* Information supplied
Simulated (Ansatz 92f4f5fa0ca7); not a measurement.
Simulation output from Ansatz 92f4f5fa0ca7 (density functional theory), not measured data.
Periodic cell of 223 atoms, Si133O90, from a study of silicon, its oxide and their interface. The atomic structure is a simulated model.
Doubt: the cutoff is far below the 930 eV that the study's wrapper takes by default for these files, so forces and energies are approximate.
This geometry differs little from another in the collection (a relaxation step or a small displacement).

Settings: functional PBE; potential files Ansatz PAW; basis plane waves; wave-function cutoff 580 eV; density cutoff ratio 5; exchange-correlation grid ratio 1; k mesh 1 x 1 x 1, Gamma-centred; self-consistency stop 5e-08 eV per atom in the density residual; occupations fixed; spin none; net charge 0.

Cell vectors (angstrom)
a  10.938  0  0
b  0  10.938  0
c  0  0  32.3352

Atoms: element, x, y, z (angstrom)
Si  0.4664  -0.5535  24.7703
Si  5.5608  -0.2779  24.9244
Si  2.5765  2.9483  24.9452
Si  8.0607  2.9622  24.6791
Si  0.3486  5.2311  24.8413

* Work request
Please copy out each record, character for character.

* Your solution
Simulated (Ansatz 92f4f5fa0ca7); not a measurement.
Simulation output from Ansatz 92f4f5fa0ca7 (density functional theory), not measured data.
Periodic cell of 223 atoms, Si133O90, from a study of silicon, its oxide and their interface. The atomic structure is a simulated model.
Doubt: the cutoff is far below the 930 eV that the study's wrapper takes by default for these files, so forces and energies are approximate.
This geometry differs little from another in the collection (a relaxation step or a small displacement).

Settings: functional PBE; potential files Ansatz PAW; basis plane waves; wave-function cutoff 580 eV; density cutoff ratio 5; exchange-correlation grid ratio 1; k mesh 1 x 1 x 1, Gamma-centred; self-consistency stop 5e-08 eV per atom in the density residual; occupations fixed; spin none; net charge 0.

Cell vectors (angstrom)
a  10.938  0  0
b  0  10.938  0
c  0  0  32.3352

Atoms: element, x, y, z (angstrom)
Si  0.4664  -0.5535  24.7703
Si  5.5608  -0.2779  24.9244
Si  2.5765  2.9483  24.9452
Si  8.0607  2.9622  24.6791
Si  0.3486  5.2311  24.8413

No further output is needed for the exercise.